-- Opening Marker --

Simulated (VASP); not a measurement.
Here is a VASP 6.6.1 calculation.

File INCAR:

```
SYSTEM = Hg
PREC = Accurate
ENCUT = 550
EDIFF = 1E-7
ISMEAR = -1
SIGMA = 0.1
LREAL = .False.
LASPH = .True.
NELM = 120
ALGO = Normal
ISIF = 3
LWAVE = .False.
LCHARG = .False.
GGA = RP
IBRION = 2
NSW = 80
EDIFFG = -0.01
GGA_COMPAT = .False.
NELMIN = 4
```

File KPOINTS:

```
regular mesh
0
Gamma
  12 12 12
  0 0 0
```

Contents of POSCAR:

-- Closing Marker --

> [Work task]: Your task is to return all of the material exactly.

> [Written reply]:
Simulated (VASP); not a measurement.
Here is a VASP 6.6.1 calculation.

File INCAR:

```
SYSTEM = Hg
PREC = Accurate
ENCUT = 550
EDIFF = 1E-7
ISMEAR = -1
SIGMA = 0.1
LREAL = .False.
LASPH = .True.
NELM = 120
ALGO = Normal
ISIF = 3
LWAVE = .False.
LCHARG = .False.
GGA = RP
IBRION = 2
NSW = 80
EDIFFG = -0.01
GGA_COMPAT = .False.
NELMIN = 4
```

File KPOINTS:

```
regular mesh
0
Gamma
  12 12 12
  0 0 0
```

Contents of POSCAR:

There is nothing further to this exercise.